========

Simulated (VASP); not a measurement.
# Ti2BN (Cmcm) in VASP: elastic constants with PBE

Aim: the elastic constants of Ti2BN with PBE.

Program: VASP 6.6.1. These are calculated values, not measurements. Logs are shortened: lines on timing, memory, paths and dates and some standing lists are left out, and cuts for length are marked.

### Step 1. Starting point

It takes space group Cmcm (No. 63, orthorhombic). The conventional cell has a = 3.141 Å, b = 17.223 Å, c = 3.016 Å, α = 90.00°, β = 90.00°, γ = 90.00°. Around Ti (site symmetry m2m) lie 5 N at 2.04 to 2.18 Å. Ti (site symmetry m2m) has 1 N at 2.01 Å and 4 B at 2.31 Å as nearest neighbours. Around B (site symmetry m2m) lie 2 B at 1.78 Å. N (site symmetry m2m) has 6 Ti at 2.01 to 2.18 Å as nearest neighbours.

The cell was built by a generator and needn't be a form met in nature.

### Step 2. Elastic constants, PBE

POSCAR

========

Out of the data above, transcribe exactly and only the lines starting with the line that has "Program: VASP 6.6.1." and going on through the line that has "It takes space", both included.

● Task solution:
Program: VASP 6.6.1. These are calculated values, not measurements. Logs are shortened: lines on timing, memory, paths and dates and some standing lists are left out, and cuts for length are marked.

### Step 1. Starting point

It takes space group Cmcm (No. 63, orthorhombic). The conventional cell has a = 3.141 Å, b = 17.223 Å, c = 3.016 Å, α = 90.00°, β = 90.00°, γ = 90.00°. Around Ti (site symmetry m2m) lie 5 N at 2.04 to 2.18 Å. Ti (site symmetry m2m) has 1 N at 2.01 Å and 4 B at 2.31 Å as nearest neighbours. Around B (site symmetry m2m) lie 2 B at 1.78 Å. N (site symmetry m2m) has 6 Ti at 2.01 to 2.18 Å as nearest neighbours.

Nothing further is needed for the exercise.